- _Entries supplied_
Start of Block
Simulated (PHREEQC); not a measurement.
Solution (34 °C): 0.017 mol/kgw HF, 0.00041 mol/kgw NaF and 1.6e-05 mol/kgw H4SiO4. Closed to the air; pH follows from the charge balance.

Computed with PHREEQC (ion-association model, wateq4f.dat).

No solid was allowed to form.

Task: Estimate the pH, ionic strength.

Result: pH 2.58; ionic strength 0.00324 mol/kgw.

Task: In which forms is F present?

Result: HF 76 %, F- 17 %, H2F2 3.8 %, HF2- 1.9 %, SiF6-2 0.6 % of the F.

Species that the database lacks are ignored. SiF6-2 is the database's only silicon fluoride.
End of Block

- _Required action_
Output the listing verbatim through the "Result: HF 76" line.

- _Response box_
Simulated (PHREEQC); not a measurement.
Solution (34 °C): 0.017 mol/kgw HF, 0.00041 mol/kgw NaF and 1.6e-05 mol/kgw H4SiO4. Closed to the air; pH follows from the charge balance.

Computed with PHREEQC (ion-association model, wateq4f.dat).

No solid was allowed to form.

Task: Estimate the pH, ionic strength.

Result: pH 2.58; ionic strength 0.00324 mol/kgw.

Task: In which forms is F present?

Result: HF 76 %, F- 17 %, H2F2 3.8 %, HF2- 1.9 %, SiF6-2 0.6 % of the F.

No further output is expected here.